A single stretch of the material below is to be transcribed exactly, starting at the line with "Quantity | Value |" and ending after the line with "Q: What does the run at 13.263 Å³/atom give?".

* **Material provided**:
BEGIN
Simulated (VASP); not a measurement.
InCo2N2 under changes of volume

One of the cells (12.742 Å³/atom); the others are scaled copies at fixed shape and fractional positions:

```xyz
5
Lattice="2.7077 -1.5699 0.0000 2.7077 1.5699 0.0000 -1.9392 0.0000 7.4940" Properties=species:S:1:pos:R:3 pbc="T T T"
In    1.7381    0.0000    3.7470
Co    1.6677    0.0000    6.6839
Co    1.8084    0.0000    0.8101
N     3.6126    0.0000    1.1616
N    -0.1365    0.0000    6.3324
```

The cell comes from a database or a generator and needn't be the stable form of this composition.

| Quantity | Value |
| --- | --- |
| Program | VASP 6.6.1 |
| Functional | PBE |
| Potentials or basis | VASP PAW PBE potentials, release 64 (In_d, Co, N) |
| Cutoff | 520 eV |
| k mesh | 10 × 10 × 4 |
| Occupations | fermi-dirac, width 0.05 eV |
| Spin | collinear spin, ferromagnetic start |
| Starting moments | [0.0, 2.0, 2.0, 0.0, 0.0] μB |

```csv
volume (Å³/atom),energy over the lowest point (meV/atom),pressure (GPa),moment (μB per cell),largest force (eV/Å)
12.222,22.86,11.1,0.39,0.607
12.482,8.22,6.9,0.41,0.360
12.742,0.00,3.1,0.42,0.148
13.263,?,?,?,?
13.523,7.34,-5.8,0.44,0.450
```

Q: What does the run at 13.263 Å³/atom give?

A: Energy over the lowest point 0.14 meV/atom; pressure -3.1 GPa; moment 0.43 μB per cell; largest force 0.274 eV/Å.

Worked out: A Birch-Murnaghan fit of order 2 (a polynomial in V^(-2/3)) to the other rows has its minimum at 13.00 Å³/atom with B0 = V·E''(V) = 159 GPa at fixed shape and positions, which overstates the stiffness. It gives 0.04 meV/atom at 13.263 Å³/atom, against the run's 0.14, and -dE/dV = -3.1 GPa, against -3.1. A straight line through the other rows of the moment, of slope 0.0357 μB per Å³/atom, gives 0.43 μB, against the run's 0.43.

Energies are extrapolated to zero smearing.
END

* **Answer area**:
| Quantity | Value |
| --- | --- |
| Program | VASP 6.6.1 |
| Functional | PBE |
| Potentials or basis | VASP PAW PBE potentials, release 64 (In_d, Co, N) |
| Cutoff | 520 eV |
| k mesh | 10 × 10 × 4 |
| Occupations | fermi-dirac, width 0.05 eV |
| Spin | collinear spin, ferromagnetic start |
| Starting moments | [0.0, 2.0, 2.0, 0.0, 0.0] μB |

```csv
volume (Å³/atom),energy over the lowest point (meV/atom),pressure (GPa),moment (μB per cell),largest force (eV/Å)
12.222,22.86,11.1,0.39,0.607
12.482,8.22,6.9,0.41,0.360
12.742,0.00,3.1,0.42,0.148
13.263,?,?,?,?
13.523,7.34,-5.8,0.44,0.450
```

Q: What does the run at 13.263 Å³/atom give?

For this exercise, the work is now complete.